(Listed entries)

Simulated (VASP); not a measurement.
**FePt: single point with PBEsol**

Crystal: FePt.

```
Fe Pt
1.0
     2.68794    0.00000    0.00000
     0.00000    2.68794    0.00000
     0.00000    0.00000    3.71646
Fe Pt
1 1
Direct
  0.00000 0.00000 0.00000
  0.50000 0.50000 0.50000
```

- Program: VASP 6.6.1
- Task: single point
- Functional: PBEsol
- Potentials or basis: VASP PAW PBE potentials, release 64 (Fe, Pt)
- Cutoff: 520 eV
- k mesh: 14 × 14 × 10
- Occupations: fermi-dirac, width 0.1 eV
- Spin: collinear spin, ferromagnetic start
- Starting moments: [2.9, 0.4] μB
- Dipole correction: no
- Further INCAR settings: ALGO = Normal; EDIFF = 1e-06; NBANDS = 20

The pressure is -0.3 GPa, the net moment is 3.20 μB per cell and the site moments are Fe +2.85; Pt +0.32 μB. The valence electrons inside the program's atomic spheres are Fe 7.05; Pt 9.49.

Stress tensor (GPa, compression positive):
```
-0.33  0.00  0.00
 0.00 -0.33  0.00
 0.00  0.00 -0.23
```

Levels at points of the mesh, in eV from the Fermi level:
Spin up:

(End Listed entries)

--- Brief ---
Reproduce the data above exactly, leaving nothing out.

--- Response area ---
Simulated (VASP); not a measurement.
**FePt: single point with PBEsol**

Crystal: FePt.

```
Fe Pt
1.0
     2.68794    0.00000    0.00000
     0.00000    2.68794    0.00000
     0.00000    0.00000    3.71646
Fe Pt
1 1
Direct
  0.00000 0.00000 0.00000
  0.50000 0.50000 0.50000
```

- Program: VASP 6.6.1
- Task: single point
- Functional: PBEsol
- Potentials or basis: VASP PAW PBE potentials, release 64 (Fe, Pt)
- Cutoff: 520 eV
- k mesh: 14 × 14 × 10
- Occupations: fermi-dirac, width 0.1 eV
- Spin: collinear spin, ferromagnetic start
- Starting moments: [2.9, 0.4] μB
- Dipole correction: no
- Further INCAR settings: ALGO = Normal; EDIFF = 1e-06; NBANDS = 20

The pressure is -0.3 GPa, the net moment is 3.20 μB per cell and the site moments are Fe +2.85; Pt +0.32 μB. The valence electrons inside the program's atomic spheres are Fe 7.05; Pt 9.49.

Stress tensor (GPa, compression positive):
```
-0.33  0.00  0.00
 0.00 -0.33  0.00
 0.00  0.00 -0.23
```

Levels at points of the mesh, in eV from the Fermi level:
Spin up:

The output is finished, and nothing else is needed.